▶ **TASK ITEM**
Please give the listing underneath again, exactly as shown.

-------
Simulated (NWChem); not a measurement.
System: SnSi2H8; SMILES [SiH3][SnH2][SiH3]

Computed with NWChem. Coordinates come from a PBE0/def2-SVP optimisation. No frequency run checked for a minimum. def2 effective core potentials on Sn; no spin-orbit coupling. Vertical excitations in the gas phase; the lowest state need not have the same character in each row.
-------

▶ **ANSWER SECTION**
Simulated (NWChem); not a measurement.
System: SnSi2H8; SMILES [SiH3][SnH2][SiH3]

Computed with NWChem. Coordinates come from a PBE0/def2-SVP optimisation. No frequency run checked for a minimum. def2 effective core potentials on Sn; no spin-orbit coupling. Vertical excitations in the gas phase; the lowest state need not have the same character in each row.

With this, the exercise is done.